● Work order
Repeat the records below exactly, beginning at the first line and finishing with the line that contains "Task: Translate this".

● ● ● ● ●
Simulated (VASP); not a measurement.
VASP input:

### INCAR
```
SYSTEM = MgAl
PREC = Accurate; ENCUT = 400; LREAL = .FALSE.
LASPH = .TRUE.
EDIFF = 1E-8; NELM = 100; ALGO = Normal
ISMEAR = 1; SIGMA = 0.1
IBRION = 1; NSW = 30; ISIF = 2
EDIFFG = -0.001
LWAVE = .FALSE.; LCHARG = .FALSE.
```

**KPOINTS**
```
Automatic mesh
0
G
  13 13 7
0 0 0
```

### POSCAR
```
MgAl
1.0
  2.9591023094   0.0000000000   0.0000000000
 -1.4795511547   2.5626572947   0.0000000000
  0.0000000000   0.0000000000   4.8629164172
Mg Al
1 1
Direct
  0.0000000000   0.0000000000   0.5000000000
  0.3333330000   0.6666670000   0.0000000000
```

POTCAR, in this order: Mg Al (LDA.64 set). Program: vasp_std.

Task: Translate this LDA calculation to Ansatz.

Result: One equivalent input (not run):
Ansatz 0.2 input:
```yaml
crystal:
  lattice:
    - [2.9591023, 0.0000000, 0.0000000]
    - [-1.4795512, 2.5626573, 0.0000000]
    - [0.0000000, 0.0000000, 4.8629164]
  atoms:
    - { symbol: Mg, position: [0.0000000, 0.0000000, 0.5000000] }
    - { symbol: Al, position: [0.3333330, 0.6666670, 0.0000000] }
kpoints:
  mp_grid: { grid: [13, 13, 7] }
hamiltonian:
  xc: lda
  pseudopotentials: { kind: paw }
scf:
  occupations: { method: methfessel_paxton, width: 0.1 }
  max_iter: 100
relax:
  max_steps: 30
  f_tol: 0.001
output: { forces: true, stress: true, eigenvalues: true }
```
● ● ● ● ●

● Answer space
Simulated (VASP); not a measurement.
VASP input:

### INCAR
```
SYSTEM = MgAl
PREC = Accurate; ENCUT = 400; LREAL = .FALSE.
LASPH = .TRUE.
EDIFF = 1E-8; NELM = 100; ALGO = Normal
ISMEAR = 1; SIGMA = 0.1
IBRION = 1; NSW = 30; ISIF = 2
EDIFFG = -0.001
LWAVE = .FALSE.; LCHARG = .FALSE.
```

**KPOINTS**
```
Automatic mesh
0
G
  13 13 7
0 0 0
```

### POSCAR
```
MgAl
1.0
  2.9591023094   0.0000000000   0.0000000000
 -1.4795511547   2.5626572947   0.0000000000
  0.0000000000   0.0000000000   4.8629164172
Mg Al
1 1
Direct
  0.0000000000   0.0000000000   0.5000000000
  0.3333330000   0.6666670000   0.0000000000
```

POTCAR, in this order: Mg Al (LDA.64 set). Program: vasp_std.

Task: Translate this LDA calculation to Ansatz.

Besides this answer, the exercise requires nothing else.